*** Begin section ***

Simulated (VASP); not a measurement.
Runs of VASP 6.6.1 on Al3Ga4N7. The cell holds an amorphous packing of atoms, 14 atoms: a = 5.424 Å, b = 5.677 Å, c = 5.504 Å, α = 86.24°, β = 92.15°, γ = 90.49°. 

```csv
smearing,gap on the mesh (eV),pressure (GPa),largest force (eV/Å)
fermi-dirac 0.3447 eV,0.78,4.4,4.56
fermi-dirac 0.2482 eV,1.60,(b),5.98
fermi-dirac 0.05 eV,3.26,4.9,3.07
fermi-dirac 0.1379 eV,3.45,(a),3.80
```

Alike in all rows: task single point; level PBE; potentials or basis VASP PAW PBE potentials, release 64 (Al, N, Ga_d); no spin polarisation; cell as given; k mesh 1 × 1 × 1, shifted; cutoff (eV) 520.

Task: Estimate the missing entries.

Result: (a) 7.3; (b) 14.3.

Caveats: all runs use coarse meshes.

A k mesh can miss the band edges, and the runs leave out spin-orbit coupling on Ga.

*** End section ***

• Assigned task
What is needed is a full, exact copy of the records.

• Solution
Simulated (VASP); not a measurement.
Runs of VASP 6.6.1 on Al3Ga4N7. The cell holds an amorphous packing of atoms, 14 atoms: a = 5.424 Å, b = 5.677 Å, c = 5.504 Å, α = 86.24°, β = 92.15°, γ = 90.49°. 

```csv
smearing,gap on the mesh (eV),pressure (GPa),largest force (eV/Å)
fermi-dirac 0.3447 eV,0.78,4.4,4.56
fermi-dirac 0.2482 eV,1.60,(b),5.98
fermi-dirac 0.05 eV,3.26,4.9,3.07
fermi-dirac 0.1379 eV,3.45,(a),3.80
```

Alike in all rows: task single point; level PBE; potentials or basis VASP PAW PBE potentials, release 64 (Al, N, Ga_d); no spin polarisation; cell as given; k mesh 1 × 1 × 1, shifted; cutoff (eV) 520.

Task: Estimate the missing entries.

Result: (a) 7.3; (b) 14.3.

Caveats: all runs use coarse meshes.

A k mesh can miss the band edges, and the runs leave out spin-orbit coupling on Ga.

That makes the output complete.